- _Exercise_: Every line of the material is to be reproduced verbatim.

- _Data section_:

====

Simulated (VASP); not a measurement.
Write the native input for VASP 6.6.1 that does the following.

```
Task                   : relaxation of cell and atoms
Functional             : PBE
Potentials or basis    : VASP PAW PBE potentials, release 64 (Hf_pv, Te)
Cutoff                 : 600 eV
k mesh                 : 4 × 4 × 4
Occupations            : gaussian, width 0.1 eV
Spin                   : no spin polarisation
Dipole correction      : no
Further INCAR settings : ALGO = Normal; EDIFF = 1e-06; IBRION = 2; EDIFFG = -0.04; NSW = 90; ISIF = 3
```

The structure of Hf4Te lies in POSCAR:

====

- _Task output_:
Simulated (VASP); not a measurement.
Write the native input for VASP 6.6.1 that does the following.

```
Task                   : relaxation of cell and atoms
Functional             : PBE
Potentials or basis    : VASP PAW PBE potentials, release 64 (Hf_pv, Te)
Cutoff                 : 600 eV
k mesh                 : 4 × 4 × 4
Occupations            : gaussian, width 0.1 eV
Spin                   : no spin polarisation
Dipole correction      : no
Further INCAR settings : ALGO = Normal; EDIFF = 1e-06; IBRION = 2; EDIFFG = -0.04; NSW = 90; ISIF = 3
```

The structure of Hf4Te lies in POSCAR:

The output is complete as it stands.